Task item :: The output is the lines below from the one with "of the input).*" through the one with "Bond lengths as", both included, printed exactly and with no other line.

(Data begins)
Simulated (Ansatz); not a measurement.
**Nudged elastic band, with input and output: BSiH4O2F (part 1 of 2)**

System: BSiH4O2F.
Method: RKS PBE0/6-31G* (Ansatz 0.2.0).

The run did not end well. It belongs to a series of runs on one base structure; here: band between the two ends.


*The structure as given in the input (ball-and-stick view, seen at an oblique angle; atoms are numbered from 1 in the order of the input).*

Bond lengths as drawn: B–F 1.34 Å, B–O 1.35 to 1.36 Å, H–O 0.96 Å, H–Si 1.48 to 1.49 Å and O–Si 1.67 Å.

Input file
(Data ends)

Exercise response ::
*The structure as given in the input (ball-and-stick view, seen at an oblique angle; atoms are numbered from 1 in the order of the input).*

Bond lengths as drawn: B–F 1.34 Å, B–O 1.35 to 1.36 Å, H–O 0.96 Å, H–Si 1.48 to 1.49 Å and O–Si 1.67 Å.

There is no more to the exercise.